________
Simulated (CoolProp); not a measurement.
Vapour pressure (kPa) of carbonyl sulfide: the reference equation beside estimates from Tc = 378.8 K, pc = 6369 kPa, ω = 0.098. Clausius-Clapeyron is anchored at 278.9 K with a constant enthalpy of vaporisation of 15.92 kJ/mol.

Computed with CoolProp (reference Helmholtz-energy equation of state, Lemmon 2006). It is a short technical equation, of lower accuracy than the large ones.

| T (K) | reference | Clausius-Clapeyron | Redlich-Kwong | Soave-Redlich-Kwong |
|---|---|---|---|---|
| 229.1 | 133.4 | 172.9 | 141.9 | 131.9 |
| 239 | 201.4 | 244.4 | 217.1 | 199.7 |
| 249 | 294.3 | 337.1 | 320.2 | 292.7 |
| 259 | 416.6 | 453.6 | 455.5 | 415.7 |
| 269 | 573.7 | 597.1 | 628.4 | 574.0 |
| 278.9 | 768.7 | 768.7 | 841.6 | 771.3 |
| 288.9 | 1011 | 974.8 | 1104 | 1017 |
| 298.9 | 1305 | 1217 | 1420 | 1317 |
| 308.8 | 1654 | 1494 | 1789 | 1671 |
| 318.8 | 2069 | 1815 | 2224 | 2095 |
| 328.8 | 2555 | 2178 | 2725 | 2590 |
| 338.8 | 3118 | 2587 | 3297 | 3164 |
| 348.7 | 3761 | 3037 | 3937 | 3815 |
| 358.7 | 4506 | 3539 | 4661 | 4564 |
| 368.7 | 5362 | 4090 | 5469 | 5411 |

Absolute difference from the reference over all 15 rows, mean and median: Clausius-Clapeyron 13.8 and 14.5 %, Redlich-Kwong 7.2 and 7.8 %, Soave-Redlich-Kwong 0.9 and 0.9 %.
________

## Work request
Write out the material above exactly, please, from its first line up to and including the line where "Vapour pressure (kPa)" appears, and stop there.

## Response area
Simulated (CoolProp); not a measurement.
Vapour pressure (kPa) of carbonyl sulfide: the reference equation beside estimates from Tc = 378.8 K, pc = 6369 kPa, ω = 0.098. Clausius-Clapeyron is anchored at 278.9 K with a constant enthalpy of vaporisation of 15.92 kJ/mol.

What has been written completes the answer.